[Required action] Word for word, please restate the lines from the beginning of the data through the line in which "A: (a) 5.1; (b) 0.1." appears.

-------- Recorded data --------

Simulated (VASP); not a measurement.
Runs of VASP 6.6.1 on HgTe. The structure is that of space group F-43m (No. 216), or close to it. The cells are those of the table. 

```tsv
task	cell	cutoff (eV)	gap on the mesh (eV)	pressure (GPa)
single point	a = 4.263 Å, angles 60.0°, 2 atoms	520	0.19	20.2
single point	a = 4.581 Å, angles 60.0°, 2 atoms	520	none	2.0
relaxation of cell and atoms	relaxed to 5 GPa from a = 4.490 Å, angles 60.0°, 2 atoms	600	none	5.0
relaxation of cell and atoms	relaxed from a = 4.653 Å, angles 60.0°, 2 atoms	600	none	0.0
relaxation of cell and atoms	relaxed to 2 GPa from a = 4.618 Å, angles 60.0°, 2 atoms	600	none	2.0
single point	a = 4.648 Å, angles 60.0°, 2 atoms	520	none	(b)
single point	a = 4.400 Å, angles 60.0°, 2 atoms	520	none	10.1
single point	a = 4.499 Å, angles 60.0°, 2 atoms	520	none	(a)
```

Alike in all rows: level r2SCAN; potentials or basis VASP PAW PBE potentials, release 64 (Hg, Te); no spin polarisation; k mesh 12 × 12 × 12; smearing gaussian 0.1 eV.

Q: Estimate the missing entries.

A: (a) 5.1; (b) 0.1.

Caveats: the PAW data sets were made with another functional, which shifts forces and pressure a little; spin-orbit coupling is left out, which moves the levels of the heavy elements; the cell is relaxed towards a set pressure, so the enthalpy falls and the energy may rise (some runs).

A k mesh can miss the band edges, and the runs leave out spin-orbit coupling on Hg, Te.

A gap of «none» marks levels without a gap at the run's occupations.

--------

[Expected answer]
Simulated (VASP); not a measurement.
Runs of VASP 6.6.1 on HgTe. The structure is that of space group F-43m (No. 216), or close to it. The cells are those of the table. 

```tsv
task	cell	cutoff (eV)	gap on the mesh (eV)	pressure (GPa)
single point	a = 4.263 Å, angles 60.0°, 2 atoms	520	0.19	20.2
single point	a = 4.581 Å, angles 60.0°, 2 atoms	520	none	2.0
relaxation of cell and atoms	relaxed to 5 GPa from a = 4.490 Å, angles 60.0°, 2 atoms	600	none	5.0
relaxation of cell and atoms	relaxed from a = 4.653 Å, angles 60.0°, 2 atoms	600	none	0.0
relaxation of cell and atoms	relaxed to 2 GPa from a = 4.618 Å, angles 60.0°, 2 atoms	600	none	2.0
single point	a = 4.648 Å, angles 60.0°, 2 atoms	520	none	(b)
single point	a = 4.400 Å, angles 60.0°, 2 atoms	520	none	10.1
single point	a = 4.499 Å, angles 60.0°, 2 atoms	520	none	(a)
```

Alike in all rows: level r2SCAN; potentials or basis VASP PAW PBE potentials, release 64 (Hg, Te); no spin polarisation; k mesh 12 × 12 × 12; smearing gaussian 0.1 eV.

Q: Estimate the missing entries.

A: (a) 5.1; (b) 0.1.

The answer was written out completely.